### Requirement:
Print the data exactly, leaving nothing out.

### Dataset entries:
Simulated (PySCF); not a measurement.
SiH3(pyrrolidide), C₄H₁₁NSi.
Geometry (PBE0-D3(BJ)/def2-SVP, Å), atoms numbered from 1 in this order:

### Response:
Simulated (PySCF); not a measurement.
SiH3(pyrrolidide), C₄H₁₁NSi.
Geometry (PBE0-D3(BJ)/def2-SVP, Å), atoms numbered from 1 in this order:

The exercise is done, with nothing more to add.